→ **Assignment**: What you return must be the complete listing, unchanged.

→ **Dataset content**:
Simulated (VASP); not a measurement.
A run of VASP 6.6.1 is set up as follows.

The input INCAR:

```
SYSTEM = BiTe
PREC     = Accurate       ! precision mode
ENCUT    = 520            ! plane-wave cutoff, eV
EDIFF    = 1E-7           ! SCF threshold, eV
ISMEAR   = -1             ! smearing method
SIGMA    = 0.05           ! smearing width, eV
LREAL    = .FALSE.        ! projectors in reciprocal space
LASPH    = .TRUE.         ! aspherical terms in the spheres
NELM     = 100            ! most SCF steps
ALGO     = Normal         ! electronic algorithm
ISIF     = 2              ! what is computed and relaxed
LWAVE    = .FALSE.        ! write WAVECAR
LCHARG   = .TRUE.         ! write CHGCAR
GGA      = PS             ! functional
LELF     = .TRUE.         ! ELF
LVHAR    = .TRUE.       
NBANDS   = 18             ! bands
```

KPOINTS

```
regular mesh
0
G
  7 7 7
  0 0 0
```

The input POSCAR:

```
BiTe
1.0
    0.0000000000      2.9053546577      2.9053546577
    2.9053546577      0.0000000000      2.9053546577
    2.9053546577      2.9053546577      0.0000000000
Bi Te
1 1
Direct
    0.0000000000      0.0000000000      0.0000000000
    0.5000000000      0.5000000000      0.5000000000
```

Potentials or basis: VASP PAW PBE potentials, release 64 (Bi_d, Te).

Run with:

→ **Answer area**:
Simulated (VASP); not a measurement.
A run of VASP 6.6.1 is set up as follows.

The input INCAR:

```
SYSTEM = BiTe
PREC     = Accurate       ! precision mode
ENCUT    = 520            ! plane-wave cutoff, eV
EDIFF    = 1E-7           ! SCF threshold, eV
ISMEAR   = -1             ! smearing method
SIGMA    = 0.05           ! smearing width, eV
LREAL    = .FALSE.        ! projectors in reciprocal space
LASPH    = .TRUE.         ! aspherical terms in the spheres
NELM     = 100            ! most SCF steps
ALGO     = Normal         ! electronic algorithm
ISIF     = 2              ! what is computed and relaxed
LWAVE    = .FALSE.        ! write WAVECAR
LCHARG   = .TRUE.         ! write CHGCAR
GGA      = PS             ! functional
LELF     = .TRUE.         ! ELF
LVHAR    = .TRUE.       
NBANDS   = 18             ! bands
```

KPOINTS

```
regular mesh
0
G
  7 7 7
  0 0 0
```

The input POSCAR:

```
BiTe
1.0
    0.0000000000      2.9053546577      2.9053546577
    2.9053546577      0.0000000000      2.9053546577
    2.9053546577      2.9053546577      0.0000000000
Bi Te
1 1
Direct
    0.0000000000      0.0000000000      0.0000000000
    0.5000000000      0.5000000000      0.5000000000
```

Potentials or basis: VASP PAW PBE potentials, release 64 (Bi_d, Te).

Run with:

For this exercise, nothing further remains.